INFORMATION:
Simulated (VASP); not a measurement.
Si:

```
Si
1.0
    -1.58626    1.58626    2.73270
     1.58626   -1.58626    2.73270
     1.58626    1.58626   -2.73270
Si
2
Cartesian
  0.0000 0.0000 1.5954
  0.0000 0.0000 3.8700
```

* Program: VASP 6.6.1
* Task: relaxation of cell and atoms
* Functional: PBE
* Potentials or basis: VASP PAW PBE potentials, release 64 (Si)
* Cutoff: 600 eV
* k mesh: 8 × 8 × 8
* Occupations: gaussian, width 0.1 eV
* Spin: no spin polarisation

REQUIRED ACTION:
What you return must match the data above character for character.

WRITTEN ANSWER:
Simulated (VASP); not a measurement.
Si:

```
Si
1.0
    -1.58626    1.58626    2.73270
     1.58626   -1.58626    2.73270
     1.58626    1.58626   -2.73270
Si
2
Cartesian
  0.0000 0.0000 1.5954
  0.0000 0.0000 3.8700
```

* Program: VASP 6.6.1
* Task: relaxation of cell and atoms
* Functional: PBE
* Potentials or basis: VASP PAW PBE potentials, release 64 (Si)
* Cutoff: 600 eV
* k mesh: 8 × 8 × 8
* Occupations: gaussian, width 0.1 eV
* Spin: no spin polarisation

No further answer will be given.